:::
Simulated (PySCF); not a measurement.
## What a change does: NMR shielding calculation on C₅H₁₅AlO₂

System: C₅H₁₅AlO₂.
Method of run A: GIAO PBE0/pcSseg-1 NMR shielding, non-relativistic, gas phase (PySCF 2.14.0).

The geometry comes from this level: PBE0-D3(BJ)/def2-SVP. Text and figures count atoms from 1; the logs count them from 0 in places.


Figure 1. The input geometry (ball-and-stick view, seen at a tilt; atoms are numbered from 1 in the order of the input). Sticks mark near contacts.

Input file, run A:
:::

§ **Brief**
The whole listing should be copied verbatim.

§ **Written answer**
Simulated (PySCF); not a measurement.
## What a change does: NMR shielding calculation on C₅H₁₅AlO₂

System: C₅H₁₅AlO₂.
Method of run A: GIAO PBE0/pcSseg-1 NMR shielding, non-relativistic, gas phase (PySCF 2.14.0).

The geometry comes from this level: PBE0-D3(BJ)/def2-SVP. Text and figures count atoms from 1; the logs count them from 0 in places.


Figure 1. The input geometry (ball-and-stick view, seen at a tilt; atoms are numbered from 1 in the order of the input). Sticks mark near contacts.

Input file, run A:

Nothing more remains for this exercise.